──────────

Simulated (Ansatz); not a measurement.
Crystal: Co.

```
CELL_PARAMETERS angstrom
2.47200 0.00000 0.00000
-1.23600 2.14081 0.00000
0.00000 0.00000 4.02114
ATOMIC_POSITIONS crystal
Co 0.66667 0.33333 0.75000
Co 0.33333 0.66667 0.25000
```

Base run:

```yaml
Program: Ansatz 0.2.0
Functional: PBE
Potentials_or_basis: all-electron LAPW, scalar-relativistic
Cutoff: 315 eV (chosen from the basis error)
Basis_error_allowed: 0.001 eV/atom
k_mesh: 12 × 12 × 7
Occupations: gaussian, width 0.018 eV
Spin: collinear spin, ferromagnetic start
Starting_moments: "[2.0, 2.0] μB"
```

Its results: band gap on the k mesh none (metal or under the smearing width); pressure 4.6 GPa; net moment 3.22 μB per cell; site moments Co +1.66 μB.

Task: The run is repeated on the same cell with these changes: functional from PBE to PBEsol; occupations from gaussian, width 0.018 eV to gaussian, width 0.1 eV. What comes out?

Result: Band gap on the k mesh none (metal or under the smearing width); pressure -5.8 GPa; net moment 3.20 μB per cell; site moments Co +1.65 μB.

──────────

ASSIGNMENT. Lines from the first one above through the line containing "Task: The run" are to be retyped exactly, both included, and nothing more.

EXERCISE RESPONSE.
Simulated (Ansatz); not a measurement.
Crystal: Co.

```
CELL_PARAMETERS angstrom
2.47200 0.00000 0.00000
-1.23600 2.14081 0.00000
0.00000 0.00000 4.02114
ATOMIC_POSITIONS crystal
Co 0.66667 0.33333 0.75000
Co 0.33333 0.66667 0.25000
```

Base run:

```yaml
Program: Ansatz 0.2.0
Functional: PBE
Potentials_or_basis: all-electron LAPW, scalar-relativistic
Cutoff: 315 eV (chosen from the basis error)
Basis_error_allowed: 0.001 eV/atom
k_mesh: 12 × 12 × 7
Occupations: gaussian, width 0.018 eV
Spin: collinear spin, ferromagnetic start
Starting_moments: "[2.0, 2.0] μB"
```

Its results: band gap on the k mesh none (metal or under the smearing width); pressure 4.6 GPa; net moment 3.22 μB per cell; site moments Co +1.66 μB.

Task: The run is repeated on the same cell with these changes: functional from PBE to PBEsol; occupations from gaussian, width 0.018 eV to gaussian, width 0.1 eV. What comes out?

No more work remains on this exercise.